_Requirement_:
Will you quote precisely the lines that run from the top of the material below to the line containing "4.20 | -1.28 | – |", both ends included?

_Recorded data_:
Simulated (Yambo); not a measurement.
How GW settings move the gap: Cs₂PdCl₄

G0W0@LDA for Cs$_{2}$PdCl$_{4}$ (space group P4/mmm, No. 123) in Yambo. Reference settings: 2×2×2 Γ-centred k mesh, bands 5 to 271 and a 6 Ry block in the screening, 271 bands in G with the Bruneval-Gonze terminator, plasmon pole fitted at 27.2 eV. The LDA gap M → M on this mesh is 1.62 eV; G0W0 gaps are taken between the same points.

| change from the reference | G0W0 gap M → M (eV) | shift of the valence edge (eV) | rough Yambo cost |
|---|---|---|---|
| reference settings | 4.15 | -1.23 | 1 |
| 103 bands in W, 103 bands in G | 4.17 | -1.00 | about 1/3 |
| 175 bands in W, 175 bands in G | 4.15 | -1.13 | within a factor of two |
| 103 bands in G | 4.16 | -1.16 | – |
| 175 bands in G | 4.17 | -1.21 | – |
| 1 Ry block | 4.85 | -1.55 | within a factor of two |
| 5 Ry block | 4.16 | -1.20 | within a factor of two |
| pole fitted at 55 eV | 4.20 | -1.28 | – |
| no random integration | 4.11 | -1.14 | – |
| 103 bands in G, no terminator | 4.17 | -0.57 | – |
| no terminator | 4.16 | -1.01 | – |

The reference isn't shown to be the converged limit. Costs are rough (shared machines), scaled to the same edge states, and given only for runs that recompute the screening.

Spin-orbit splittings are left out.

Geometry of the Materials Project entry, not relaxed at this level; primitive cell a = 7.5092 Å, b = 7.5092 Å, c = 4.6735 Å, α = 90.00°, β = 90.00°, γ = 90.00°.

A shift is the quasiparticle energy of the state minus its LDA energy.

_Exercise solution_:
Simulated (Yambo); not a measurement.
How GW settings move the gap: Cs₂PdCl₄

G0W0@LDA for Cs$_{2}$PdCl$_{4}$ (space group P4/mmm, No. 123) in Yambo. Reference settings: 2×2×2 Γ-centred k mesh, bands 5 to 271 and a 6 Ry block in the screening, 271 bands in G with the Bruneval-Gonze terminator, plasmon pole fitted at 27.2 eV. The LDA gap M → M on this mesh is 1.62 eV; G0W0 gaps are taken between the same points.

| change from the reference | G0W0 gap M → M (eV) | shift of the valence edge (eV) | rough Yambo cost |
|---|---|---|---|
| reference settings | 4.15 | -1.23 | 1 |
| 103 bands in W, 103 bands in G | 4.17 | -1.00 | about 1/3 |
| 175 bands in W, 175 bands in G | 4.15 | -1.13 | within a factor of two |
| 103 bands in G | 4.16 | -1.16 | – |
| 175 bands in G | 4.17 | -1.21 | – |
| 1 Ry block | 4.85 | -1.55 | within a factor of two |
| 5 Ry block | 4.16 | -1.20 | within a factor of two |
| pole fitted at 55 eV | 4.20 | -1.28 | – |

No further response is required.